** ACTIVITY **
Please print all of the records shown below, exactly as given.

** INFORMATION **
========
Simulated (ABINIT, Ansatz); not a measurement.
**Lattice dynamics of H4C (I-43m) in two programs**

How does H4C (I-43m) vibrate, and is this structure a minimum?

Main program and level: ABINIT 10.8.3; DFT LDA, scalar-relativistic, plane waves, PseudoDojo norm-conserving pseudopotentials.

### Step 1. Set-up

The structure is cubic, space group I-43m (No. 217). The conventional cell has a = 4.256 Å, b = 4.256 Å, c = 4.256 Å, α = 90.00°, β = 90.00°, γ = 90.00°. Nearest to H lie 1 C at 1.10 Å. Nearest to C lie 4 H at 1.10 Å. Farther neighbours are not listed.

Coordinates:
========

** REPLY **
Simulated (ABINIT, Ansatz); not a measurement.
**Lattice dynamics of H4C (I-43m) in two programs**

How does H4C (I-43m) vibrate, and is this structure a minimum?

Main program and level: ABINIT 10.8.3; DFT LDA, scalar-relativistic, plane waves, PseudoDojo norm-conserving pseudopotentials.

### Step 1. Set-up

The structure is cubic, space group I-43m (No. 217). The conventional cell has a = 4.256 Å, b = 4.256 Å, c = 4.256 Å, α = 90.00°, β = 90.00°, γ = 90.00°. Nearest to H lie 1 C at 1.10 Å. Nearest to C lie 4 H at 1.10 Å. Farther neighbours are not listed.

Coordinates:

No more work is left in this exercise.